### STORED DATA
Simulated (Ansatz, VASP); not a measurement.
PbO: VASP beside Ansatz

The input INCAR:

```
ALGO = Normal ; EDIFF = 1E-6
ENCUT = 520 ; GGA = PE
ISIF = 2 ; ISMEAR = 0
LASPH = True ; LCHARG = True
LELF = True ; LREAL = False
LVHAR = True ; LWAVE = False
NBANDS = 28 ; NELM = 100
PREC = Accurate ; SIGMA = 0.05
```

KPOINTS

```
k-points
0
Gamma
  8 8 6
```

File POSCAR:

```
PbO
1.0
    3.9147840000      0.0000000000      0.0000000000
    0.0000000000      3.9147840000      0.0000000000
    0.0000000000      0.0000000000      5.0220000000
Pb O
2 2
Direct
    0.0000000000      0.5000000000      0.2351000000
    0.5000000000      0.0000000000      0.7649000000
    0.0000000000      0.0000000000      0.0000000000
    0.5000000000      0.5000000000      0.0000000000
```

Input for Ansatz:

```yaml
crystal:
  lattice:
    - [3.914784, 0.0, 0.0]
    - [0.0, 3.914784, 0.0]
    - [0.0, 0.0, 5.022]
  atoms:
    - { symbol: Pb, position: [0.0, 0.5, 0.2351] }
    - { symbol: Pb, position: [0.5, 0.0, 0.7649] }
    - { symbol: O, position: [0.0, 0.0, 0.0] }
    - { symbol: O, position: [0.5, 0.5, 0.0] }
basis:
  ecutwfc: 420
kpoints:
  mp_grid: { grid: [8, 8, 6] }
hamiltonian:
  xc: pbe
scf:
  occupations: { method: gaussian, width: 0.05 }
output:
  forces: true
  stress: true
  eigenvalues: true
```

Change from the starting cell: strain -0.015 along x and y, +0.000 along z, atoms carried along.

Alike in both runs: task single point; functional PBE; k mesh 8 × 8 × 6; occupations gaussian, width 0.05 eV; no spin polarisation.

### WORK INSTRUCTION
Write out, exactly and with nothing else, the lines of the listing above from its first line through the line with "Change from the".

### ANSWER SPACE
Simulated (Ansatz, VASP); not a measurement.
PbO: VASP beside Ansatz

The input INCAR:

```
ALGO = Normal ; EDIFF = 1E-6
ENCUT = 520 ; GGA = PE
ISIF = 2 ; ISMEAR = 0
LASPH = True ; LCHARG = True
LELF = True ; LREAL = False
LVHAR = True ; LWAVE = False
NBANDS = 28 ; NELM = 100
PREC = Accurate ; SIGMA = 0.05
```

KPOINTS

```
k-points
0
Gamma
  8 8 6
```

File POSCAR:

```
PbO
1.0
    3.9147840000      0.0000000000      0.0000000000
    0.0000000000      3.9147840000      0.0000000000
    0.0000000000      0.0000000000      5.0220000000
Pb O
2 2
Direct
    0.0000000000      0.5000000000      0.2351000000
    0.5000000000      0.0000000000      0.7649000000
    0.0000000000      0.0000000000      0.0000000000
    0.5000000000      0.5000000000      0.0000000000
```

Input for Ansatz:

```yaml
crystal:
  lattice:
    - [3.914784, 0.0, 0.0]
    - [0.0, 3.914784, 0.0]
    - [0.0, 0.0, 5.022]
  atoms:
    - { symbol: Pb, position: [0.0, 0.5, 0.2351] }
    - { symbol: Pb, position: [0.5, 0.0, 0.7649] }
    - { symbol: O, position: [0.0, 0.0, 0.0] }
    - { symbol: O, position: [0.5, 0.5, 0.0] }
basis:
  ecutwfc: 420
kpoints:
  mp_grid: { grid: [8, 8, 6] }
hamiltonian:
  xc: pbe
scf:
  occupations: { method: gaussian, width: 0.05 }
output:
  forces: true
  stress: true
  eigenvalues: true
```

Change from the starting cell: strain -0.015 along x and y, +0.000 along z, atoms carried along.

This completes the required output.